Segment Start: ENTRIES SUPPLIED

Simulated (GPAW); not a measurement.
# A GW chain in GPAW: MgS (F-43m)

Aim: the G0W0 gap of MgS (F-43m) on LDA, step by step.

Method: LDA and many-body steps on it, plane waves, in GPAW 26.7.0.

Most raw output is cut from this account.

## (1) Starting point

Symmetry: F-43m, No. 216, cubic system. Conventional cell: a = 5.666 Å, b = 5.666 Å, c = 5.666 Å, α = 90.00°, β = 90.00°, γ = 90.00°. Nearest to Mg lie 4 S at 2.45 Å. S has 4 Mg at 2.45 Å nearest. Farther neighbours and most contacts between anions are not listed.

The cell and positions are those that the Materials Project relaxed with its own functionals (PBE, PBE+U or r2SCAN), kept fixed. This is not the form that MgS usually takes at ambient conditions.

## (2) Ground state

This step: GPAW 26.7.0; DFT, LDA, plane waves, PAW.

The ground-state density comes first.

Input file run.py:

Segment End: ENTRIES SUPPLIED

- WORK INSTRUCTION -
Starting from the top of the records and ending at the line that contains "## (2) Ground state", repeat each line exactly and return only those lines.

- WRITTEN ANSWER -
Simulated (GPAW); not a measurement.
# A GW chain in GPAW: MgS (F-43m)

Aim: the G0W0 gap of MgS (F-43m) on LDA, step by step.

Method: LDA and many-body steps on it, plane waves, in GPAW 26.7.0.

Most raw output is cut from this account.

## (1) Starting point

Symmetry: F-43m, No. 216, cubic system. Conventional cell: a = 5.666 Å, b = 5.666 Å, c = 5.666 Å, α = 90.00°, β = 90.00°, γ = 90.00°. Nearest to Mg lie 4 S at 2.45 Å. S has 4 Mg at 2.45 Å nearest. Farther neighbours and most contacts between anions are not listed.

The cell and positions are those that the Materials Project relaxed with its own functionals (PBE, PBE+U or r2SCAN), kept fixed. This is not the form that MgS usually takes at ambient conditions.

## (2) Ground state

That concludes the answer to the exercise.